Work order: Could you please repeat all of the entries exactly as written?

Entries provided:
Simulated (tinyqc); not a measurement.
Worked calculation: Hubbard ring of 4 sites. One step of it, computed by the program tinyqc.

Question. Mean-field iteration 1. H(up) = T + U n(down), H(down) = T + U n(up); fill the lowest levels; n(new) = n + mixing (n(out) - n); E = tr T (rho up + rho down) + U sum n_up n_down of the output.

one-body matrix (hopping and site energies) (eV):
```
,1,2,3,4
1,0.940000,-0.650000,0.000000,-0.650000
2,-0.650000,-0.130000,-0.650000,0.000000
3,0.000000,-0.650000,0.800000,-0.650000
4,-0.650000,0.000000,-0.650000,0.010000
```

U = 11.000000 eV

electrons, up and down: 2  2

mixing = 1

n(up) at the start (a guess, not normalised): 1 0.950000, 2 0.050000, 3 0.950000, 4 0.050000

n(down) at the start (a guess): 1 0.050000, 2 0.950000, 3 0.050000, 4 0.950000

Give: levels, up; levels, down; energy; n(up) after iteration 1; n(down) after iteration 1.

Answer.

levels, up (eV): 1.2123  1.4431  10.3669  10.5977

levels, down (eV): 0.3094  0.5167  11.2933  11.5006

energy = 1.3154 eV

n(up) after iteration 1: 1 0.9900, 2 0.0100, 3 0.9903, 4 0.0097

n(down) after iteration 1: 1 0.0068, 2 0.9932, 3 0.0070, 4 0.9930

Answer box:
Simulated (tinyqc); not a measurement.
Worked calculation: Hubbard ring of 4 sites. One step of it, computed by the program tinyqc.

Question. Mean-field iteration 1. H(up) = T + U n(down), H(down) = T + U n(up); fill the lowest levels; n(new) = n + mixing (n(out) - n); E = tr T (rho up + rho down) + U sum n_up n_down of the output.

one-body matrix (hopping and site energies) (eV):
```
,1,2,3,4
1,0.940000,-0.650000,0.000000,-0.650000
2,-0.650000,-0.130000,-0.650000,0.000000
3,0.000000,-0.650000,0.800000,-0.650000
4,-0.650000,0.000000,-0.650000,0.010000
```

U = 11.000000 eV

electrons, up and down: 2  2

mixing = 1

n(up) at the start (a guess, not normalised): 1 0.950000, 2 0.050000, 3 0.950000, 4 0.050000

n(down) at the start (a guess): 1 0.050000, 2 0.950000, 3 0.050000, 4 0.950000

Give: levels, up; levels, down; energy; n(up) after iteration 1; n(down) after iteration 1.

Answer.

levels, up (eV): 1.2123  1.4431  10.3669  10.5977

levels, down (eV): 0.3094  0.5167  11.2933  11.5006

energy = 1.3154 eV

n(up) after iteration 1: 1 0.9900, 2 0.0100, 3 0.9903, 4 0.0097

n(down) after iteration 1: 1 0.0068, 2 0.9932, 3 0.0070, 4 0.9930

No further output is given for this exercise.